Data section section start

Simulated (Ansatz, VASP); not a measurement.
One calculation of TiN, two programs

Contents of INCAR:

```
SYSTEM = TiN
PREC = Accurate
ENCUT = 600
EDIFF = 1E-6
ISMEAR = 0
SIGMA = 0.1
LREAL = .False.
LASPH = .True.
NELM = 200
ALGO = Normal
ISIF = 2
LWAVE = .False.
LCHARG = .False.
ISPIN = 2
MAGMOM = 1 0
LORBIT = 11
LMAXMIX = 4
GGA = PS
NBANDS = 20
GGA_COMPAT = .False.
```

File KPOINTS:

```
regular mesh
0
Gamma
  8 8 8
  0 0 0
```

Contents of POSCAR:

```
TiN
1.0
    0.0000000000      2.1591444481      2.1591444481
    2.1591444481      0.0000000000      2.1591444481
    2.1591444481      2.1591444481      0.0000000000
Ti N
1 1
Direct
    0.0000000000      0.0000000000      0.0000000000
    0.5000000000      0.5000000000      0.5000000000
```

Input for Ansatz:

Data section section end

=== Assigned task ===
Copy each entry above exactly, leaving nothing out.

=== Problem solution ===
Simulated (Ansatz, VASP); not a measurement.
One calculation of TiN, two programs

Contents of INCAR:

```
SYSTEM = TiN
PREC = Accurate
ENCUT = 600
EDIFF = 1E-6
ISMEAR = 0
SIGMA = 0.1
LREAL = .False.
LASPH = .True.
NELM = 200
ALGO = Normal
ISIF = 2
LWAVE = .False.
LCHARG = .False.
ISPIN = 2
MAGMOM = 1 0
LORBIT = 11
LMAXMIX = 4
GGA = PS
NBANDS = 20
GGA_COMPAT = .False.
```

File KPOINTS:

```
regular mesh
0
Gamma
  8 8 8
  0 0 0
```

Contents of POSCAR:

```
TiN
1.0
    0.0000000000      2.1591444481      2.1591444481
    2.1591444481      0.0000000000      2.1591444481
    2.1591444481      2.1591444481      0.0000000000
Ti N
1 1
Direct
    0.0000000000      0.0000000000      0.0000000000
    0.5000000000      0.5000000000      0.5000000000
```

Input for Ansatz:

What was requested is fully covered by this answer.